◆ INFORMATION SUPPLIED
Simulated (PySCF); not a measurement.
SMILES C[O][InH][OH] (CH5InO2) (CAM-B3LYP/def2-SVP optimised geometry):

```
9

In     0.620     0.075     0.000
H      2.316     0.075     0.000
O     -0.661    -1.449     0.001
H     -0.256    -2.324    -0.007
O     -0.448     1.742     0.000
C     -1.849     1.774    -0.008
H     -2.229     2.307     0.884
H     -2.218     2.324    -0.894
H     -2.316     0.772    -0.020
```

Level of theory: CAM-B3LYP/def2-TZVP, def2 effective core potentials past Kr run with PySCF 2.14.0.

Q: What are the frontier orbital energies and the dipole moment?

◆ ASSIGNMENT
With nothing added or dropped, write out the listing again.

◆ REPLY
Simulated (PySCF); not a measurement.
SMILES C[O][InH][OH] (CH5InO2) (CAM-B3LYP/def2-SVP optimised geometry):

```
9

In     0.620     0.075     0.000
H      2.316     0.075     0.000
O     -0.661    -1.449     0.001
H     -0.256    -2.324    -0.007
O     -0.448     1.742     0.000
C     -1.849     1.774    -0.008
H     -2.229     2.307     0.884
H     -2.218     2.324    -0.894
H     -2.316     0.772    -0.020
```

Level of theory: CAM-B3LYP/def2-TZVP, def2 effective core potentials past Kr run with PySCF 2.14.0.

Q: What are the frontier orbital energies and the dipole moment?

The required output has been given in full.